= Records supplied =
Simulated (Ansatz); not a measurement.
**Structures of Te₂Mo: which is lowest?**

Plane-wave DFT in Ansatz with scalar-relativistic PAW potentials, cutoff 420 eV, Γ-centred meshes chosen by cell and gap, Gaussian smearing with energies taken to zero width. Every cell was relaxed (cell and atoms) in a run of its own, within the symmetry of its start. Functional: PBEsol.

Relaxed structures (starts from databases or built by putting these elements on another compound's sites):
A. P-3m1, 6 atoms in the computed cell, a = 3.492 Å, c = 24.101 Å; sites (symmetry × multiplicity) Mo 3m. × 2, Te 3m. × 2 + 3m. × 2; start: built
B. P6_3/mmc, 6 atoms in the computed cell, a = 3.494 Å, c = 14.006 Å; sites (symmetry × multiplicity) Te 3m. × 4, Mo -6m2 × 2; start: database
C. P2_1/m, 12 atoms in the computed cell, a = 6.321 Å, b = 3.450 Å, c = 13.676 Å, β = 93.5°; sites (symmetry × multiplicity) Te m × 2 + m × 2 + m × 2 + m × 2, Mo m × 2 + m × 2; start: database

= Work order =
Take the lines from the first line of the records through the line holding "which is lowest?**", both included, and please reproduce them exactly with nothing added.

= Task solution =
Simulated (Ansatz); not a measurement.
**Structures of Te₂Mo: which is lowest?**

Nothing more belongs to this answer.